Brief
Produce word for word the lines of the data below running from the one that has "4 atoms, charge 0, spin multiplicity 6." to the one that has "at the start**", inclusive, and no others.

········
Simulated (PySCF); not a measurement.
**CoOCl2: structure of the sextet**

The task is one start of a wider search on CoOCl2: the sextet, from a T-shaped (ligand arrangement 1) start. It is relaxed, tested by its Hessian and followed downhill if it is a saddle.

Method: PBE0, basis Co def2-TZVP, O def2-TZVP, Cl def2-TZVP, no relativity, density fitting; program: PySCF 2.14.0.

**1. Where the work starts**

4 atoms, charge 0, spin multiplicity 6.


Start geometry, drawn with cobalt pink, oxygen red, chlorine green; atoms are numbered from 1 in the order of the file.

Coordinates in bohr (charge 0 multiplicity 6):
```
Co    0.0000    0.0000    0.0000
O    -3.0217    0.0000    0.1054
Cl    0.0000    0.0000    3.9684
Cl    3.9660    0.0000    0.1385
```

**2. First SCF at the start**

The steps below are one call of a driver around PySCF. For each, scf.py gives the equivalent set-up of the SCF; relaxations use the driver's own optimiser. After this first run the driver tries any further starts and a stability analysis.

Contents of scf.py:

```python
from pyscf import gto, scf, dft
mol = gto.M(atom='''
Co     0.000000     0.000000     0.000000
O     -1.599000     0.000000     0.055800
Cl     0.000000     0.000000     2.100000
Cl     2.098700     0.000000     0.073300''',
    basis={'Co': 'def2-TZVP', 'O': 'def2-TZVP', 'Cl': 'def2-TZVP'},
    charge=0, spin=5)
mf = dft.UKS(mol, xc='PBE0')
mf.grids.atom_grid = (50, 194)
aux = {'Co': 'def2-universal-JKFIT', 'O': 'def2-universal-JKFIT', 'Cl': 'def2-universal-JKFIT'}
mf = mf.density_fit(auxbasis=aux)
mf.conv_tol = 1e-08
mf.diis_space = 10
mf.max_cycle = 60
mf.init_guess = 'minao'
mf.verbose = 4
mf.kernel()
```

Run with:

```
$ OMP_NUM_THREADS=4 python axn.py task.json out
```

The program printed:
········

Solution
4 atoms, charge 0, spin multiplicity 6.


Start geometry, drawn with cobalt pink, oxygen red, chlorine green; atoms are numbered from 1 in the order of the file.

Coordinates in bohr (charge 0 multiplicity 6):
```
Co    0.0000    0.0000    0.0000
O    -3.0217    0.0000    0.1054
Cl    0.0000    0.0000    3.9684
Cl    3.9660    0.0000    0.1385
```

**2. First SCF at the start**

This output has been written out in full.